┌─ Excerpted records
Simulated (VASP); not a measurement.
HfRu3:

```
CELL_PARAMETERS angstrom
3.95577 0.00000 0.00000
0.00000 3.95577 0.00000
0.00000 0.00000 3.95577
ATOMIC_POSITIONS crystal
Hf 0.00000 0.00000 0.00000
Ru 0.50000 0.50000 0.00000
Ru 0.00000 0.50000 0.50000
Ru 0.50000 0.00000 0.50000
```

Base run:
└─

Activity »
Each line of the listing must be output once more, exactly as shown above.

Worked solution »
Simulated (VASP); not a measurement.
HfRu3:

```
CELL_PARAMETERS angstrom
3.95577 0.00000 0.00000
0.00000 3.95577 0.00000
0.00000 0.00000 3.95577
ATOMIC_POSITIONS crystal
Hf 0.00000 0.00000 0.00000
Ru 0.50000 0.50000 0.00000
Ru 0.00000 0.50000 0.50000
Ru 0.50000 0.00000 0.50000
```

Base run:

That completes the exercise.